-=-=-=-=-
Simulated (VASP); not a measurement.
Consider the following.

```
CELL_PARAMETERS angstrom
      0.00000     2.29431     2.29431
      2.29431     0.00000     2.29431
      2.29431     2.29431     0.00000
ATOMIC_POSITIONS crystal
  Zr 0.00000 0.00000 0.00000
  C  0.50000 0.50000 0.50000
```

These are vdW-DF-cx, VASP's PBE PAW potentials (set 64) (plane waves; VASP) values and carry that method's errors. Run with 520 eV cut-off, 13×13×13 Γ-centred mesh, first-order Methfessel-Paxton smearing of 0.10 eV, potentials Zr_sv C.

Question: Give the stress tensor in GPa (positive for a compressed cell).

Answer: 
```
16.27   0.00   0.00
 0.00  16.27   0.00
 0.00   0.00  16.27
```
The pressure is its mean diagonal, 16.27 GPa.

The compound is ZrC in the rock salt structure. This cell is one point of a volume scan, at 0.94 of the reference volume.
-=-=-=-=-

*Action item*
Only one stretch is wanted, so please give again exactly the lines from the start of the data through the line containing "The pressure is its mean diagonal, 16.27 GPa.", both ends included.

*Worked solution*
Simulated (VASP); not a measurement.
Consider the following.

```
CELL_PARAMETERS angstrom
      0.00000     2.29431     2.29431
      2.29431     0.00000     2.29431
      2.29431     2.29431     0.00000
ATOMIC_POSITIONS crystal
  Zr 0.00000 0.00000 0.00000
  C  0.50000 0.50000 0.50000
```

These are vdW-DF-cx, VASP's PBE PAW potentials (set 64) (plane waves; VASP) values and carry that method's errors. Run with 520 eV cut-off, 13×13×13 Γ-centred mesh, first-order Methfessel-Paxton smearing of 0.10 eV, potentials Zr_sv C.

Question: Give the stress tensor in GPa (positive for a compressed cell).

Answer: 
```
16.27   0.00   0.00
 0.00  16.27   0.00
 0.00   0.00  16.27
```
The pressure is its mean diagonal, 16.27 GPa.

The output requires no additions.